* [Brief]
Copy nothing from the entries below except the lines from the one containing "Potentials or basis: VASP" through the one containing "Question: Estimate the wall time of this run.", and copy those exactly.

***** Given information *****

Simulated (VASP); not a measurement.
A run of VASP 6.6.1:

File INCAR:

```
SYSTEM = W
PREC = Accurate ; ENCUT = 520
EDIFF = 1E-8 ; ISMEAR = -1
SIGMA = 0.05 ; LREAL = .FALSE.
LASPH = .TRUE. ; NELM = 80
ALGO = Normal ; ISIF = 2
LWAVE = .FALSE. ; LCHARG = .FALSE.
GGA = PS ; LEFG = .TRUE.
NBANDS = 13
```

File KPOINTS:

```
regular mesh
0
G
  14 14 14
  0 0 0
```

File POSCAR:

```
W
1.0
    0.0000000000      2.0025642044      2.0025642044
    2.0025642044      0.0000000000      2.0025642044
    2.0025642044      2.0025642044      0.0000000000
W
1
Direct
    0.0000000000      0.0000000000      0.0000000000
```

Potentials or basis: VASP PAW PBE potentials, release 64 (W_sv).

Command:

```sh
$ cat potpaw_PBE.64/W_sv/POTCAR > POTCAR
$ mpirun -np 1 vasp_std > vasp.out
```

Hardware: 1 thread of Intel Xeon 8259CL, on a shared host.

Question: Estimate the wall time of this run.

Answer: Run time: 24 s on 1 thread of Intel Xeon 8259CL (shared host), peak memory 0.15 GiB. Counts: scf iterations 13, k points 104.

*****

* [Expected answer]
Potentials or basis: VASP PAW PBE potentials, release 64 (W_sv).

Command:

```sh
$ cat potpaw_PBE.64/W_sv/POTCAR > POTCAR
$ mpirun -np 1 vasp_std > vasp.out
```

Hardware: 1 thread of Intel Xeon 8259CL, on a shared host.

Question: Estimate the wall time of this run.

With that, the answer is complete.